▶ _Data supplied_
....
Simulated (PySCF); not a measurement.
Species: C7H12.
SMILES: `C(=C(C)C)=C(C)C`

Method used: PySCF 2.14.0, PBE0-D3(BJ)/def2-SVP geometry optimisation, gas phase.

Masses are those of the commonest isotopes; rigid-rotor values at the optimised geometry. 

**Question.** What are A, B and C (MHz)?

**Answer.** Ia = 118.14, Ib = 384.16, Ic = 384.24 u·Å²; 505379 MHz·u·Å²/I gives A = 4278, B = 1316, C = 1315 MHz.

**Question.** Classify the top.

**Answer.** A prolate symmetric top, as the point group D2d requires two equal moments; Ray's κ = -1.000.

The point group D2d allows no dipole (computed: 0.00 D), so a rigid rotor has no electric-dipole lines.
....

▶ _Exercise_
Retype the material exactly.

▶ _Response area_
Simulated (PySCF); not a measurement.
Species: C7H12.
SMILES: `C(=C(C)C)=C(C)C`

Method used: PySCF 2.14.0, PBE0-D3(BJ)/def2-SVP geometry optimisation, gas phase.

Masses are those of the commonest isotopes; rigid-rotor values at the optimised geometry. 

**Question.** What are A, B and C (MHz)?

**Answer.** Ia = 118.14, Ib = 384.16, Ic = 384.24 u·Å²; 505379 MHz·u·Å²/I gives A = 4278, B = 1316, C = 1315 MHz.

**Question.** Classify the top.

**Answer.** A prolate symmetric top, as the point group D2d requires two equal moments; Ray's κ = -1.000.

The point group D2d allows no dipole (computed: 0.00 D), so a rigid rotor has no electric-dipole lines.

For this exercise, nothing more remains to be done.